• Material shown
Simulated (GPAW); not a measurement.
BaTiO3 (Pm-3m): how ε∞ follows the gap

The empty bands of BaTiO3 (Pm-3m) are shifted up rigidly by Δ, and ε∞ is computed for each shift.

• Task item
Repeat the data precisely, reproducing every entry.

• Task output
Simulated (GPAW); not a measurement.
BaTiO3 (Pm-3m): how ε∞ follows the gap

The empty bands of BaTiO3 (Pm-3m) are shifted up rigidly by Δ, and ε∞ is computed for each shift.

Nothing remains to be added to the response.